Exercise
Output the data that follows exactly, line for line.

=== Section Start ===
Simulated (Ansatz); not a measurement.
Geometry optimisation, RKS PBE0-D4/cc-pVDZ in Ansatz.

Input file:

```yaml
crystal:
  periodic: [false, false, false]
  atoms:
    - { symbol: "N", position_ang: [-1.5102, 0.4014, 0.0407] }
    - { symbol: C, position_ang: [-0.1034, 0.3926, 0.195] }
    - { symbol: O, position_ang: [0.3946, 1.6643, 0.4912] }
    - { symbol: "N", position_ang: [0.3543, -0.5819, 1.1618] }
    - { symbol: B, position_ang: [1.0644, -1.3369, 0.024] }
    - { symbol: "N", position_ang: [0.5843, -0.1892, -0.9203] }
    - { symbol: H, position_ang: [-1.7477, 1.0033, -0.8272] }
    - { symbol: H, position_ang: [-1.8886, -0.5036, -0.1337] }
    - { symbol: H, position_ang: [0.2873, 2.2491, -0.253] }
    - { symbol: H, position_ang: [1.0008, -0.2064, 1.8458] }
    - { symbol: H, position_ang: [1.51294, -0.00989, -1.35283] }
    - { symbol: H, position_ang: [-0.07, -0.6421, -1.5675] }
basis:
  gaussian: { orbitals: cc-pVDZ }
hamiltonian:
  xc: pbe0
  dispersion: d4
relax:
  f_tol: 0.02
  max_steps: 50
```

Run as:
=== Section End ===

Answer area
Simulated (Ansatz); not a measurement.
Geometry optimisation, RKS PBE0-D4/cc-pVDZ in Ansatz.

Input file:

```yaml
crystal:
  periodic: [false, false, false]
  atoms:
    - { symbol: "N", position_ang: [-1.5102, 0.4014, 0.0407] }
    - { symbol: C, position_ang: [-0.1034, 0.3926, 0.195] }
    - { symbol: O, position_ang: [0.3946, 1.6643, 0.4912] }
    - { symbol: "N", position_ang: [0.3543, -0.5819, 1.1618] }
    - { symbol: B, position_ang: [1.0644, -1.3369, 0.024] }
    - { symbol: "N", position_ang: [0.5843, -0.1892, -0.9203] }
    - { symbol: H, position_ang: [-1.7477, 1.0033, -0.8272] }
    - { symbol: H, position_ang: [-1.8886, -0.5036, -0.1337] }
    - { symbol: H, position_ang: [0.2873, 2.2491, -0.253] }
    - { symbol: H, position_ang: [1.0008, -0.2064, 1.8458] }
    - { symbol: H, position_ang: [1.51294, -0.00989, -1.35283] }
    - { symbol: H, position_ang: [-0.07, -0.6421, -1.5675] }
basis:
  gaussian: { orbitals: cc-pVDZ }
hamiltonian:
  xc: pbe0
  dispersion: d4
relax:
  f_tol: 0.02
  max_steps: 50
```

Run as:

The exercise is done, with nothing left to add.